# SUPPLIED MATERIAL
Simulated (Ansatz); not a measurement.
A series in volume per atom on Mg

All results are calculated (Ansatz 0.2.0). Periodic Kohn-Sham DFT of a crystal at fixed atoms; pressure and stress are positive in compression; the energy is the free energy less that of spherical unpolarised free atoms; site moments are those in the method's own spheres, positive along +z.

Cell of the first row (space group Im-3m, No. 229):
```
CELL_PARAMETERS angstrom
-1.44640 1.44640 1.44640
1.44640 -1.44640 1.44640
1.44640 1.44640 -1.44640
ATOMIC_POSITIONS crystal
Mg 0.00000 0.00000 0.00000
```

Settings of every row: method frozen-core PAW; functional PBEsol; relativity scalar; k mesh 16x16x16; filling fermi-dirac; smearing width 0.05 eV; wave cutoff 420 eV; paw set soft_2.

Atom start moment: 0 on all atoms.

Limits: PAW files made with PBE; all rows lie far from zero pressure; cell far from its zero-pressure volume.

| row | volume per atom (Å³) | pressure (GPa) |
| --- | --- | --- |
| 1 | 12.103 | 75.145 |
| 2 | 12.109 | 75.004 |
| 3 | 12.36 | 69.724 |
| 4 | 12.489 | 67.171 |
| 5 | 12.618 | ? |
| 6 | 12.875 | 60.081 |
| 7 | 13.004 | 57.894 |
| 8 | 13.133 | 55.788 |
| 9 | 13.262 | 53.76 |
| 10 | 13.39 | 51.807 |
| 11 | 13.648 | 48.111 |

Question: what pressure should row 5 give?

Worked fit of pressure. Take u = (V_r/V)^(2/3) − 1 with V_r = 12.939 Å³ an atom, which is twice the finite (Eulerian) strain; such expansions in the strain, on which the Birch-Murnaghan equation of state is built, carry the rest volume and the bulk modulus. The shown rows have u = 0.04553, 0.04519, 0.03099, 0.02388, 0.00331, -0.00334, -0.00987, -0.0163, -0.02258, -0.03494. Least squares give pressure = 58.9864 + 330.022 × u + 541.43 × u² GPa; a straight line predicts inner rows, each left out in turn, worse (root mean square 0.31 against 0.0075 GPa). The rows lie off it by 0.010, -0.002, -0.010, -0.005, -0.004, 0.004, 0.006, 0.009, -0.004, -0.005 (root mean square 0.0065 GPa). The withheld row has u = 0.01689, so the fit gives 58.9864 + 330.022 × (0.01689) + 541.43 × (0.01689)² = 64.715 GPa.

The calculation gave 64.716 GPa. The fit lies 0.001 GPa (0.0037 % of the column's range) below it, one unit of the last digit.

# WORK REQUEST
Lines from the top of the data above through the line containing "Settings of every" must be repeated exactly. All other lines stay out.

# WORKED SOLUTION
Simulated (Ansatz); not a measurement.
A series in volume per atom on Mg

All results are calculated (Ansatz 0.2.0). Periodic Kohn-Sham DFT of a crystal at fixed atoms; pressure and stress are positive in compression; the energy is the free energy less that of spherical unpolarised free atoms; site moments are those in the method's own spheres, positive along +z.

Cell of the first row (space group Im-3m, No. 229):
```
CELL_PARAMETERS angstrom
-1.44640 1.44640 1.44640
1.44640 -1.44640 1.44640
1.44640 1.44640 -1.44640
ATOMIC_POSITIONS crystal
Mg 0.00000 0.00000 0.00000
```

Settings of every row: method frozen-core PAW; functional PBEsol; relativity scalar; k mesh 16x16x16; filling fermi-dirac; smearing width 0.05 eV; wave cutoff 420 eV; paw set soft_2.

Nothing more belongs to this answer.